● Assignment
Could you return each line below without altering a word?

● Data provided
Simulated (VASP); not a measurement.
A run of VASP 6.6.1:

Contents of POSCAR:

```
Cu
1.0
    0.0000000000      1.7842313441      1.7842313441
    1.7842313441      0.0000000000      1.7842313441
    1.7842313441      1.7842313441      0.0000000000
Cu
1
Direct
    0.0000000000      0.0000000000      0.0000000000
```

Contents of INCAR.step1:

● Exercise answer
Simulated (VASP); not a measurement.
A run of VASP 6.6.1:

Contents of POSCAR:

```
Cu
1.0
    0.0000000000      1.7842313441      1.7842313441
    1.7842313441      0.0000000000      1.7842313441
    1.7842313441      1.7842313441      0.0000000000
Cu
1
Direct
    0.0000000000      0.0000000000      0.0000000000
```

Contents of INCAR.step1:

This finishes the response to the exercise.